Brief: Lines from the top of the listing down to the one with "- nuclear charge: 73", inclusive, are to be copied exactly.

=== Begin Enclosure ===
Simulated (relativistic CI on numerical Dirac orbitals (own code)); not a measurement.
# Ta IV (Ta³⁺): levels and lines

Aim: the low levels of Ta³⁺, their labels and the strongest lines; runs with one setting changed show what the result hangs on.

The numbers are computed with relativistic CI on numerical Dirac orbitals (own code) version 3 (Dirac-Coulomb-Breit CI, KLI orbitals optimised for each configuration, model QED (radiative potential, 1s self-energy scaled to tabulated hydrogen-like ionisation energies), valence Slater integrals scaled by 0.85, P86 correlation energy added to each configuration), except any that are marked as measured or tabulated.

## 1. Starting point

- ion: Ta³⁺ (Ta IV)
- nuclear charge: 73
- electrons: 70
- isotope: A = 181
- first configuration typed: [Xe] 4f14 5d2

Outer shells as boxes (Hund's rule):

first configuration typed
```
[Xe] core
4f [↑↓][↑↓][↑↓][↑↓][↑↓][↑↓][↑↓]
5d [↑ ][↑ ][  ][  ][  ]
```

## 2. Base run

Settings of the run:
=== End Enclosure ===

Response:
Simulated (relativistic CI on numerical Dirac orbitals (own code)); not a measurement.
# Ta IV (Ta³⁺): levels and lines

Aim: the low levels of Ta³⁺, their labels and the strongest lines; runs with one setting changed show what the result hangs on.

The numbers are computed with relativistic CI on numerical Dirac orbitals (own code) version 3 (Dirac-Coulomb-Breit CI, KLI orbitals optimised for each configuration, model QED (radiative potential, 1s self-energy scaled to tabulated hydrogen-like ionisation energies), valence Slater integrals scaled by 0.85, P86 correlation energy added to each configuration), except any that are marked as measured or tabulated.

## 1. Starting point

- ion: Ta³⁺ (Ta IV)
- nuclear charge: 73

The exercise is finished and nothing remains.